※ ※ ※
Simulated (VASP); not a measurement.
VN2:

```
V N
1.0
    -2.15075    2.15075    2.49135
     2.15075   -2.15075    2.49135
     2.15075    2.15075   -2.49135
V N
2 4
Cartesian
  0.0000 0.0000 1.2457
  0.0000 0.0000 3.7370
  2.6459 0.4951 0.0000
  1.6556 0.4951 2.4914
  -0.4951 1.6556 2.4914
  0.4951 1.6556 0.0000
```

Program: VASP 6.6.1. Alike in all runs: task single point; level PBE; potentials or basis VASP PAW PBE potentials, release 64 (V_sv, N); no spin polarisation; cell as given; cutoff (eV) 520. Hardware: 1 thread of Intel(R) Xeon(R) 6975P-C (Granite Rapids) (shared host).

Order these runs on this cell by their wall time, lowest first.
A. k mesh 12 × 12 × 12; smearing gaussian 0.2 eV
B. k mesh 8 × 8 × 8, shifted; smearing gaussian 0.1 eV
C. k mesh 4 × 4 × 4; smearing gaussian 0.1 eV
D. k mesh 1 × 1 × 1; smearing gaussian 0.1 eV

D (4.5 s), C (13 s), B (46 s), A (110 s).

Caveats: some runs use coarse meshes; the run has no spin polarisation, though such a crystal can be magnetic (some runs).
※ ※ ※

WORK TASK.
Everything from the first line of the material through the line containing "D (4.5 s), C (13 s), B (46 s), A (110 s)." is to be printed exactly; lines after that are to be left out.

EXERCISE ANSWER.
Simulated (VASP); not a measurement.
VN2:

```
V N
1.0
    -2.15075    2.15075    2.49135
     2.15075   -2.15075    2.49135
     2.15075    2.15075   -2.49135
V N
2 4
Cartesian
  0.0000 0.0000 1.2457
  0.0000 0.0000 3.7370
  2.6459 0.4951 0.0000
  1.6556 0.4951 2.4914
  -0.4951 1.6556 2.4914
  0.4951 1.6556 0.0000
```

Program: VASP 6.6.1. Alike in all runs: task single point; level PBE; potentials or basis VASP PAW PBE potentials, release 64 (V_sv, N); no spin polarisation; cell as given; cutoff (eV) 520. Hardware: 1 thread of Intel(R) Xeon(R) 6975P-C (Granite Rapids) (shared host).

Order these runs on this cell by their wall time, lowest first.
A. k mesh 12 × 12 × 12; smearing gaussian 0.2 eV
B. k mesh 8 × 8 × 8, shifted; smearing gaussian 0.1 eV
C. k mesh 4 × 4 × 4; smearing gaussian 0.1 eV
D. k mesh 1 × 1 × 1; smearing gaussian 0.1 eV

D (4.5 s), C (13 s), B (46 s), A (110 s).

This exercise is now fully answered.